**********
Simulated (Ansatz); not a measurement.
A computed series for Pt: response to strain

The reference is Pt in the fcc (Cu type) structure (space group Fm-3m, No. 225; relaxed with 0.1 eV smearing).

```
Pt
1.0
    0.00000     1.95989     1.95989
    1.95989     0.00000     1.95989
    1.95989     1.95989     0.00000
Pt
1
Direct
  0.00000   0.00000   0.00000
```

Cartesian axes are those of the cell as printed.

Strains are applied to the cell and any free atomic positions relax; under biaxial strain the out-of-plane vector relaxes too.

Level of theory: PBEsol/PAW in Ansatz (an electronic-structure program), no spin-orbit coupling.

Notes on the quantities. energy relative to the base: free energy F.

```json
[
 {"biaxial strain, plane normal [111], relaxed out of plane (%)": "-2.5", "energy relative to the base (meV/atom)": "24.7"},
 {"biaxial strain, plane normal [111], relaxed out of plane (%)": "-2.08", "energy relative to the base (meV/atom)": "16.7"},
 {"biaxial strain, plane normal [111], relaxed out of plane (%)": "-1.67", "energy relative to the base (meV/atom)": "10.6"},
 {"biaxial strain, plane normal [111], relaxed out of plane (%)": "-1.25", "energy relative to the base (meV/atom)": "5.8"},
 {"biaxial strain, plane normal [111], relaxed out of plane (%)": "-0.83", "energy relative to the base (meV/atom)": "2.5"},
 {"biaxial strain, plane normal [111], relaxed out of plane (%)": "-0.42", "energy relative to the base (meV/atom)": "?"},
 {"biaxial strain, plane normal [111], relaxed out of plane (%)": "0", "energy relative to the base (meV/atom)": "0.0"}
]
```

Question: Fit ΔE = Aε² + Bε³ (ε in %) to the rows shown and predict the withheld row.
**********

ASSIGNED TASK
For this task, print the records again exactly as they appear.

WORKED SOLUTION
Simulated (Ansatz); not a measurement.
A computed series for Pt: response to strain

The reference is Pt in the fcc (Cu type) structure (space group Fm-3m, No. 225; relaxed with 0.1 eV smearing).

```
Pt
1.0
    0.00000     1.95989     1.95989
    1.95989     0.00000     1.95989
    1.95989     1.95989     0.00000
Pt
1
Direct
  0.00000   0.00000   0.00000
```

Cartesian axes are those of the cell as printed.

Strains are applied to the cell and any free atomic positions relax; under biaxial strain the out-of-plane vector relaxes too.

Level of theory: PBEsol/PAW in Ansatz (an electronic-structure program), no spin-orbit coupling.

Notes on the quantities. energy relative to the base: free energy F.

```json
[
 {"biaxial strain, plane normal [111], relaxed out of plane (%)": "-2.5", "energy relative to the base (meV/atom)": "24.7"},
 {"biaxial strain, plane normal [111], relaxed out of plane (%)": "-2.08", "energy relative to the base (meV/atom)": "16.7"},
 {"biaxial strain, plane normal [111], relaxed out of plane (%)": "-1.67", "energy relative to the base (meV/atom)": "10.6"},
 {"biaxial strain, plane normal [111], relaxed out of plane (%)": "-1.25", "energy relative to the base (meV/atom)": "5.8"},
 {"biaxial strain, plane normal [111], relaxed out of plane (%)": "-0.83", "energy relative to the base (meV/atom)": "2.5"},
 {"biaxial strain, plane normal [111], relaxed out of plane (%)": "-0.42", "energy relative to the base (meV/atom)": "?"},
 {"biaxial strain, plane normal [111], relaxed out of plane (%)": "0", "energy relative to the base (meV/atom)": "0.0"}
]
```

Question: Fit ΔE = Aε² + Bε³ (ε in %) to the rows shown and predict the withheld row.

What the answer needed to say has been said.